—————
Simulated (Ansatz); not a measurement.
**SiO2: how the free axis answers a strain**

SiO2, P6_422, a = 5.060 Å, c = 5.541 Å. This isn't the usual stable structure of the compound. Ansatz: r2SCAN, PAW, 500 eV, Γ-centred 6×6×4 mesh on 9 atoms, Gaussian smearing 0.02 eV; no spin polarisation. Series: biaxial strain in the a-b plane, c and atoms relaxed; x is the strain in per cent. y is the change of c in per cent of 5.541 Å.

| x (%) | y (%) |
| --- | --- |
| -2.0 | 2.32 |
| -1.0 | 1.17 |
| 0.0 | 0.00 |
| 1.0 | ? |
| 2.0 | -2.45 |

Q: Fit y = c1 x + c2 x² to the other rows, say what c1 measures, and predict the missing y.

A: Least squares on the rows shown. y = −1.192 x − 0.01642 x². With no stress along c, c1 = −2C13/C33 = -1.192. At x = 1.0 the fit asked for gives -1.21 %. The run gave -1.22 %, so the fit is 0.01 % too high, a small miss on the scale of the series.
—————

Please print the material above exactly as it appears, from its first line through the line containing "Q: Fit y = c1", inclusive, and stop there.

**WRITTEN RESPONSE:**
Simulated (Ansatz); not a measurement.
**SiO2: how the free axis answers a strain**

SiO2, P6_422, a = 5.060 Å, c = 5.541 Å. This isn't the usual stable structure of the compound. Ansatz: r2SCAN, PAW, 500 eV, Γ-centred 6×6×4 mesh on 9 atoms, Gaussian smearing 0.02 eV; no spin polarisation. Series: biaxial strain in the a-b plane, c and atoms relaxed; x is the strain in per cent. y is the change of c in per cent of 5.541 Å.

| x (%) | y (%) |
| --- | --- |
| -2.0 | 2.32 |
| -1.0 | 1.17 |
| 0.0 | 0.00 |
| 1.0 | ? |
| 2.0 | -2.45 |

Q: Fit y = c1 x + c2 x² to the other rows, say what c1 measures, and predict the missing y.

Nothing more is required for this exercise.